▼

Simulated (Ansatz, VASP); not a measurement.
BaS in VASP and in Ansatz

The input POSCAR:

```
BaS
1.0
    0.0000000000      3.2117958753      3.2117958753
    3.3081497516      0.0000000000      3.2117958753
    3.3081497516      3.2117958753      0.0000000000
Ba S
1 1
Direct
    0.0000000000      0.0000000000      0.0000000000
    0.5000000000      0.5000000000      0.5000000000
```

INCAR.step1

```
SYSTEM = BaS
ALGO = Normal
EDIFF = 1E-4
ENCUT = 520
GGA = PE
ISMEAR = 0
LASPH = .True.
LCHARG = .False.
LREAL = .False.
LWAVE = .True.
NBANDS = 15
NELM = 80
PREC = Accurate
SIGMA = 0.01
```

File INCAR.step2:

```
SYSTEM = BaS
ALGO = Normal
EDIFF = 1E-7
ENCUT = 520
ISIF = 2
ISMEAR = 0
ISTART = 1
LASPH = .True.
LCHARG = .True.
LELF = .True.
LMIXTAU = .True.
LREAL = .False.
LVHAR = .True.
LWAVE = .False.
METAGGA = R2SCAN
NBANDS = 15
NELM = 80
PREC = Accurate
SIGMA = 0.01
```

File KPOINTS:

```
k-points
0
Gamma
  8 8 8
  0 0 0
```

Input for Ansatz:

▲

> **Work instruction**
When the material above has been read, copy all of it exactly.

> **Exercise output**
Simulated (Ansatz, VASP); not a measurement.
BaS in VASP and in Ansatz

The input POSCAR:

```
BaS
1.0
    0.0000000000      3.2117958753      3.2117958753
    3.3081497516      0.0000000000      3.2117958753
    3.3081497516      3.2117958753      0.0000000000
Ba S
1 1
Direct
    0.0000000000      0.0000000000      0.0000000000
    0.5000000000      0.5000000000      0.5000000000
```

INCAR.step1

```
SYSTEM = BaS
ALGO = Normal
EDIFF = 1E-4
ENCUT = 520
GGA = PE
ISMEAR = 0
LASPH = .True.
LCHARG = .False.
LREAL = .False.
LWAVE = .True.
NBANDS = 15
NELM = 80
PREC = Accurate
SIGMA = 0.01
```

File INCAR.step2:

```
SYSTEM = BaS
ALGO = Normal
EDIFF = 1E-7
ENCUT = 520
ISIF = 2
ISMEAR = 0
ISTART = 1
LASPH = .True.
LCHARG = .True.
LELF = .True.
LMIXTAU = .True.
LREAL = .False.
LVHAR = .True.
LWAVE = .False.
METAGGA = R2SCAN
NBANDS = 15
NELM = 80
PREC = Accurate
SIGMA = 0.01
```

File KPOINTS:

```
k-points
0
Gamma
  8 8 8
  0 0 0
```

Input for Ansatz:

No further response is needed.